> _Dataset excerpts_
* * * *

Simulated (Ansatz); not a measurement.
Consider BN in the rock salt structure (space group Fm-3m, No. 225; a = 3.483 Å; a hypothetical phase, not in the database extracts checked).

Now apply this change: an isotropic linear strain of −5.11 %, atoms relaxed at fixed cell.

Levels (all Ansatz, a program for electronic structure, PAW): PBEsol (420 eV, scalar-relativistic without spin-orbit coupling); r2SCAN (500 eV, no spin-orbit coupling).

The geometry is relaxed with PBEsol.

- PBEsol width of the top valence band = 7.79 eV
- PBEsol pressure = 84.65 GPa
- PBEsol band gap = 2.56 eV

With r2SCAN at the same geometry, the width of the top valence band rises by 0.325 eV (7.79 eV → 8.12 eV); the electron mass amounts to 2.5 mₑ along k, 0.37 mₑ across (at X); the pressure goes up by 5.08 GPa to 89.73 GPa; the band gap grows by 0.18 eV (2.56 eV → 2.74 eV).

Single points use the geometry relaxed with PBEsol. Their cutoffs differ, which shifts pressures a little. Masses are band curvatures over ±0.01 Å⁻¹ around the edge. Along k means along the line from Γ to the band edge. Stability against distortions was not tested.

* * * *

> _Work request_
From the line holding "Consider BN in" to the line holding "With r2SCAN at", inclusive, restate each line above exactly as written.

> _Task answer_
Consider BN in the rock salt structure (space group Fm-3m, No. 225; a = 3.483 Å; a hypothetical phase, not in the database extracts checked).

Now apply this change: an isotropic linear strain of −5.11 %, atoms relaxed at fixed cell.

Levels (all Ansatz, a program for electronic structure, PAW): PBEsol (420 eV, scalar-relativistic without spin-orbit coupling); r2SCAN (500 eV, no spin-orbit coupling).

The geometry is relaxed with PBEsol.

- PBEsol width of the top valence band = 7.79 eV
- PBEsol pressure = 84.65 GPa
- PBEsol band gap = 2.56 eV

With r2SCAN at the same geometry, the width of the top valence band rises by 0.325 eV (7.79 eV → 8.12 eV); the electron mass amounts to 2.5 mₑ along k, 0.37 mₑ across (at X); the pressure goes up by 5.08 GPa to 89.73 GPa; the band gap grows by 0.18 eV (2.56 eV → 2.74 eV).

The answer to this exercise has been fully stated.